⁂
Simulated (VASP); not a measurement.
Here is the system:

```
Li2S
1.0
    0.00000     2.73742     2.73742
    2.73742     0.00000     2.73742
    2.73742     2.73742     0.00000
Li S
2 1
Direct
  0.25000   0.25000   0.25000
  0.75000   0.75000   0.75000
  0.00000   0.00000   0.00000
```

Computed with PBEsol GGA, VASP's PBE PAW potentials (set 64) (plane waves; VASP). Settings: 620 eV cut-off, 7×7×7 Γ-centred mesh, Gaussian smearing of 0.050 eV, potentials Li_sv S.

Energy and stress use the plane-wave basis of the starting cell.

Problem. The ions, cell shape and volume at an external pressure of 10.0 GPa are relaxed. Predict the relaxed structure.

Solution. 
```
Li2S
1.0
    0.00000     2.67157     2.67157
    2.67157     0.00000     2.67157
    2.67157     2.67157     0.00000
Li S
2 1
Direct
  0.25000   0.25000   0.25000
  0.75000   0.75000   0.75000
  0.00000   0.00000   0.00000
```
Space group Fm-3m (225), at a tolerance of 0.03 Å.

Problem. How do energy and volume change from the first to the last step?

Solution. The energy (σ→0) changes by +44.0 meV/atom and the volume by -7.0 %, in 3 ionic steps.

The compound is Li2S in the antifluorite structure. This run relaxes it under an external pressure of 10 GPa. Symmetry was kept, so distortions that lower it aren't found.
⁂

Assignment>
Return the data in full, with each line kept exactly as it is.

Exercise output>
Simulated (VASP); not a measurement.
Here is the system:

```
Li2S
1.0
    0.00000     2.73742     2.73742
    2.73742     0.00000     2.73742
    2.73742     2.73742     0.00000
Li S
2 1
Direct
  0.25000   0.25000   0.25000
  0.75000   0.75000   0.75000
  0.00000   0.00000   0.00000
```

Computed with PBEsol GGA, VASP's PBE PAW potentials (set 64) (plane waves; VASP). Settings: 620 eV cut-off, 7×7×7 Γ-centred mesh, Gaussian smearing of 0.050 eV, potentials Li_sv S.

Energy and stress use the plane-wave basis of the starting cell.

Problem. The ions, cell shape and volume at an external pressure of 10.0 GPa are relaxed. Predict the relaxed structure.

Solution. 
```
Li2S
1.0
    0.00000     2.67157     2.67157
    2.67157     0.00000     2.67157
    2.67157     2.67157     0.00000
Li S
2 1
Direct
  0.25000   0.25000   0.25000
  0.75000   0.75000   0.75000
  0.00000   0.00000   0.00000
```
Space group Fm-3m (225), at a tolerance of 0.03 Å.

Problem. How do energy and volume change from the first to the last step?

Solution. The energy (σ→0) changes by +44.0 meV/atom and the volume by -7.0 %, in 3 ionic steps.

The compound is Li2S in the antifluorite structure. This run relaxes it under an external pressure of 10 GPa. Symmetry was kept, so distortions that lower it aren't found.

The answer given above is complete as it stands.